WORK REQUEST: A stretch of the entries below is to be set down exactly, running from the line with "Question. Shape after" through the line with "Give: lateral rate", both included, and no other line.

### DATA PROVIDED

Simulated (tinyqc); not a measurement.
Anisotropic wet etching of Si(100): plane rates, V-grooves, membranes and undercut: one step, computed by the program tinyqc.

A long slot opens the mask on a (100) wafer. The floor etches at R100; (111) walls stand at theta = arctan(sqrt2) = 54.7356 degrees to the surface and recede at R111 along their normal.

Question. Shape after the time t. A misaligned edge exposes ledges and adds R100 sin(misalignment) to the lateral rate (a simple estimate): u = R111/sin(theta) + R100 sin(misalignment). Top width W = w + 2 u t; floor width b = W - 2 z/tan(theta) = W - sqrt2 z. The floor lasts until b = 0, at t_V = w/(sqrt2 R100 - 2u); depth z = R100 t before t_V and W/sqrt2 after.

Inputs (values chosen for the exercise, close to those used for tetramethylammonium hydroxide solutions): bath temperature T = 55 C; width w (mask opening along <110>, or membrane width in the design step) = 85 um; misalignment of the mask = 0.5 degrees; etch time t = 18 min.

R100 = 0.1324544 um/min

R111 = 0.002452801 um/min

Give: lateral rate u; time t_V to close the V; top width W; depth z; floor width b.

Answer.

######

YOUR SOLUTION:
Question. Shape after the time t. A misaligned edge exposes ledges and adds R100 sin(misalignment) to the lateral rate (a simple estimate): u = R111/sin(theta) + R100 sin(misalignment). Top width W = w + 2 u t; floor width b = W - 2 z/tan(theta) = W - sqrt2 z. The floor lasts until b = 0, at t_V = w/(sqrt2 R100 - 2u); depth z = R100 t before t_V and W/sqrt2 after.

Inputs (values chosen for the exercise, close to those used for tetramethylammonium hydroxide solutions): bath temperature T = 55 C; width w (mask opening along <110>, or membrane width in the design step) = 85 um; misalignment of the mask = 0.5 degrees; etch time t = 18 min.

R100 = 0.1324544 um/min

R111 = 0.002452801 um/min

Give: lateral rate u; time t_V to close the V; top width W; depth z; floor width b.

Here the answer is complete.